::: Information shown
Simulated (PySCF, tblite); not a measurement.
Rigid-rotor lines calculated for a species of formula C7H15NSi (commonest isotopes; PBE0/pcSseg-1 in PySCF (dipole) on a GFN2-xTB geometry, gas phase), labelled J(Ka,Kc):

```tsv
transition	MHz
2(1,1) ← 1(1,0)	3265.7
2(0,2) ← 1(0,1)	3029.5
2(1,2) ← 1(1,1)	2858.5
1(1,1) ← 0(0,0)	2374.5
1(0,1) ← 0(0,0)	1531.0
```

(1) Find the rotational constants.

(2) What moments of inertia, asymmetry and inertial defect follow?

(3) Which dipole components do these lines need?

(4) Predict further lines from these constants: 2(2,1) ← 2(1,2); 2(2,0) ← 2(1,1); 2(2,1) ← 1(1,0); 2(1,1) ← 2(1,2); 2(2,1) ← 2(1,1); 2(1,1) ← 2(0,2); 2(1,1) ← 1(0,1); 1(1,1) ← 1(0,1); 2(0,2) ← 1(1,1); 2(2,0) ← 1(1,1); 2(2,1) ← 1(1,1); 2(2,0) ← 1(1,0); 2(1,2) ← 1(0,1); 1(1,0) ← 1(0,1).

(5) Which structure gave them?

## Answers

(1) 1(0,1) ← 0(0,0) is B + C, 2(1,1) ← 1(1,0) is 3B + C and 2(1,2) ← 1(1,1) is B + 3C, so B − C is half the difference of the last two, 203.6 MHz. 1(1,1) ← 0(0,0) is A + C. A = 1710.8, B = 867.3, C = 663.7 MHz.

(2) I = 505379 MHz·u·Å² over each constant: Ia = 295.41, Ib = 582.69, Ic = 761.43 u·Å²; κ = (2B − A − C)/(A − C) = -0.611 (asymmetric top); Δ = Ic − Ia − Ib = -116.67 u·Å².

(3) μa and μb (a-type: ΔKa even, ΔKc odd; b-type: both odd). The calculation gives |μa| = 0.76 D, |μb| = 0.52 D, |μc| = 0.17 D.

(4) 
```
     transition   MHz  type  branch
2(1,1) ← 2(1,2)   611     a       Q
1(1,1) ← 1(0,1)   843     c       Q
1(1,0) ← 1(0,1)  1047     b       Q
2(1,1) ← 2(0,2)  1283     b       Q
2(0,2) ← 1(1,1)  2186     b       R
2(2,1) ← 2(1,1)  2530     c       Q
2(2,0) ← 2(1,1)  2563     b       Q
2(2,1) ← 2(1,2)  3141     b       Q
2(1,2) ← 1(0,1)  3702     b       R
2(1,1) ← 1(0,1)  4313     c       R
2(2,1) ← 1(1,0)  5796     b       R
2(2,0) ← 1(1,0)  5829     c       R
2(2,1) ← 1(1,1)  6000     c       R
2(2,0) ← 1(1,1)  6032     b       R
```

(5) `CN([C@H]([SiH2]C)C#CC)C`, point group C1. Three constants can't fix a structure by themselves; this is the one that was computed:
::::::

**Action item**
Lines from the start of the records through the one containing "(1) Find the rotational constants." are what should be retyped, exactly and in full, both ends included.

**Written answer**
Simulated (PySCF, tblite); not a measurement.
Rigid-rotor lines calculated for a species of formula C7H15NSi (commonest isotopes; PBE0/pcSseg-1 in PySCF (dipole) on a GFN2-xTB geometry, gas phase), labelled J(Ka,Kc):

```tsv
transition	MHz
2(1,1) ← 1(1,0)	3265.7
2(0,2) ← 1(0,1)	3029.5
2(1,2) ← 1(1,1)	2858.5
1(1,1) ← 0(0,0)	2374.5
1(0,1) ← 0(0,0)	1531.0
```

(1) Find the rotational constants.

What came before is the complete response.